Activity: Since only part of the material below is wanted, output exactly the lines from the one with "### KPOINTS" up to and including the one with "The two are".

•••

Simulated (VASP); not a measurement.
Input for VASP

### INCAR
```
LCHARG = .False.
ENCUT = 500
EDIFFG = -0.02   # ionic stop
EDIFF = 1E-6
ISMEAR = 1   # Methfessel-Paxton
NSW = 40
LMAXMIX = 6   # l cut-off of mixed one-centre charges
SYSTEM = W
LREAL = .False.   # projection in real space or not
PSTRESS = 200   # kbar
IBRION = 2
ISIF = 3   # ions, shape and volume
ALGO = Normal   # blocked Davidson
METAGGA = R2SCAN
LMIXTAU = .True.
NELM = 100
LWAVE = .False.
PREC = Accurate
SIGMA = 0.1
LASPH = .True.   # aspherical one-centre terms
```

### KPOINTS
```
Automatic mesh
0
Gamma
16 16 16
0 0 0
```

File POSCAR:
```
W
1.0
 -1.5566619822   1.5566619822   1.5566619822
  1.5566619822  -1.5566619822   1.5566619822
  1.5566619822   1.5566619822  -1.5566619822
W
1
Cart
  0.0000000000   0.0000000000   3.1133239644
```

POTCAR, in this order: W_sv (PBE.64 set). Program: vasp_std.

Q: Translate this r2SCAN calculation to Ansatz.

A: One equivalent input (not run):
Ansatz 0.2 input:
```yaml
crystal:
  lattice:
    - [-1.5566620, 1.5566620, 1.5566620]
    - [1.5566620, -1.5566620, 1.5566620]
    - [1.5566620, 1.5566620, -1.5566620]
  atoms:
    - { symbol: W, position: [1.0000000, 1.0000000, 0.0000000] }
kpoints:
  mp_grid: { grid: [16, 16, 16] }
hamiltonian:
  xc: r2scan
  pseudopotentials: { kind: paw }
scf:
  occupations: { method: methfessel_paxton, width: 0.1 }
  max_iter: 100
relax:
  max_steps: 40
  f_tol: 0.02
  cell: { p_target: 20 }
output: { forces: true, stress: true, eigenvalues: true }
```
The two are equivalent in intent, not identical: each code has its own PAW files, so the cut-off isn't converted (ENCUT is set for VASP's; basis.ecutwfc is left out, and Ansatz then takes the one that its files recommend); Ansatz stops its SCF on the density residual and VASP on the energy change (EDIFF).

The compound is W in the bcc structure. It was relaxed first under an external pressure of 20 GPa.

•••

Exercise answer:
### KPOINTS
```
Automatic mesh
0
Gamma
16 16 16
0 0 0
```

File POSCAR:
```
W
1.0
 -1.5566619822   1.5566619822   1.5566619822
  1.5566619822  -1.5566619822   1.5566619822
  1.5566619822   1.5566619822  -1.5566619822
W
1
Cart
  0.0000000000   0.0000000000   3.1133239644
```

POTCAR, in this order: W_sv (PBE.64 set). Program: vasp_std.

Q: Translate this r2SCAN calculation to Ansatz.

A: One equivalent input (not run):
Ansatz 0.2 input:
```yaml
crystal:
  lattice:
    - [-1.5566620, 1.5566620, 1.5566620]
    - [1.5566620, -1.5566620, 1.5566620]
    - [1.5566620, 1.5566620, -1.5566620]
  atoms:
    - { symbol: W, position: [1.0000000, 1.0000000, 0.0000000] }
kpoints:
  mp_grid: { grid: [16, 16, 16] }
hamiltonian:
  xc: r2scan
  pseudopotentials: { kind: paw }
scf:
  occupations: { method: methfessel_paxton, width: 0.1 }
  max_iter: 100
relax:
  max_steps: 40
  f_tol: 0.02
  cell: { p_target: 20 }
output: { forces: true, stress: true, eigenvalues: true }
```
The two are equivalent in intent, not identical: each code has its own PAW files, so the cut-off isn't converted (ENCUT is set for VASP's; basis.ecutwfc is left out, and Ansatz then takes the one that its files recommend); Ansatz stops its SCF on the density residual and VASP on the energy change (EDIFF).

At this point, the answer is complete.